Activity: Return the data that follows exactly. Include every line.

Record excerpts:
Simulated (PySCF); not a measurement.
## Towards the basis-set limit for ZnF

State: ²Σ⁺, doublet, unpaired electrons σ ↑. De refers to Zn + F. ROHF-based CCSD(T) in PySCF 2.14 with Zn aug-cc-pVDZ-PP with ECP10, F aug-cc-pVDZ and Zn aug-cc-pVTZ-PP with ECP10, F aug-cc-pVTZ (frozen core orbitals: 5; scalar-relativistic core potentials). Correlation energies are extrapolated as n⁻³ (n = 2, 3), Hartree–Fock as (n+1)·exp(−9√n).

Your solution:
Simulated (PySCF); not a measurement.
## Towards the basis-set limit for ZnF

State: ²Σ⁺, doublet, unpaired electrons σ ↑. De refers to Zn + F. ROHF-based CCSD(T) in PySCF 2.14 with Zn aug-cc-pVDZ-PP with ECP10, F aug-cc-pVDZ and Zn aug-cc-pVTZ-PP with ECP10, F aug-cc-pVTZ (frozen core orbitals: 5; scalar-relativistic core potentials). Correlation energies are extrapolated as n⁻³ (n = 2, 3), Hartree–Fock as (n+1)·exp(−9√n).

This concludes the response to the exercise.